(Activity)
Please print out every line of the material, unchanged.

(Records shown)
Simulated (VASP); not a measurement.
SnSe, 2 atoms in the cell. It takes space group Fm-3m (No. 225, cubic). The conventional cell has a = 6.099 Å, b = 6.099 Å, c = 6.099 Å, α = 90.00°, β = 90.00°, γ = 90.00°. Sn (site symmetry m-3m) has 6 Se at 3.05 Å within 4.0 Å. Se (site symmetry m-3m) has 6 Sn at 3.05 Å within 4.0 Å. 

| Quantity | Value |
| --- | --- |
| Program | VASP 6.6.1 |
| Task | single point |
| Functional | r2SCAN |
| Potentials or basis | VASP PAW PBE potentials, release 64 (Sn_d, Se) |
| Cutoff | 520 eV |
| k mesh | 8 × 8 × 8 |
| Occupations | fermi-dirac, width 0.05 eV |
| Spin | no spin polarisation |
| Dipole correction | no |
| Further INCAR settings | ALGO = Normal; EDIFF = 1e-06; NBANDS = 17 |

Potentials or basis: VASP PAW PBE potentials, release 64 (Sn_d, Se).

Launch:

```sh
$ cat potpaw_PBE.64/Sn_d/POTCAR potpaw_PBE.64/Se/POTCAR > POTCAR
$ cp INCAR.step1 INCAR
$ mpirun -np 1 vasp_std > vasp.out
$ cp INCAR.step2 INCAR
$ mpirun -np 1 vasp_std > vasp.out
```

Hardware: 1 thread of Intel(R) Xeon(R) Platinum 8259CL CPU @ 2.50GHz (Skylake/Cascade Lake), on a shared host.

(Written answer)
Simulated (VASP); not a measurement.
SnSe, 2 atoms in the cell. It takes space group Fm-3m (No. 225, cubic). The conventional cell has a = 6.099 Å, b = 6.099 Å, c = 6.099 Å, α = 90.00°, β = 90.00°, γ = 90.00°. Sn (site symmetry m-3m) has 6 Se at 3.05 Å within 4.0 Å. Se (site symmetry m-3m) has 6 Sn at 3.05 Å within 4.0 Å. 

| Quantity | Value |
| --- | --- |
| Program | VASP 6.6.1 |
| Task | single point |
| Functional | r2SCAN |
| Potentials or basis | VASP PAW PBE potentials, release 64 (Sn_d, Se) |
| Cutoff | 520 eV |
| k mesh | 8 × 8 × 8 |
| Occupations | fermi-dirac, width 0.05 eV |
| Spin | no spin polarisation |
| Dipole correction | no |
| Further INCAR settings | ALGO = Normal; EDIFF = 1e-06; NBANDS = 17 |

Potentials or basis: VASP PAW PBE potentials, release 64 (Sn_d, Se).

Launch:

```sh
$ cat potpaw_PBE.64/Sn_d/POTCAR potpaw_PBE.64/Se/POTCAR > POTCAR
$ cp INCAR.step1 INCAR
$ mpirun -np 1 vasp_std > vasp.out
$ cp INCAR.step2 INCAR
$ mpirun -np 1 vasp_std > vasp.out
```

Hardware: 1 thread of Intel(R) Xeon(R) Platinum 8259CL CPU @ 2.50GHz (Skylake/Cascade Lake), on a shared host.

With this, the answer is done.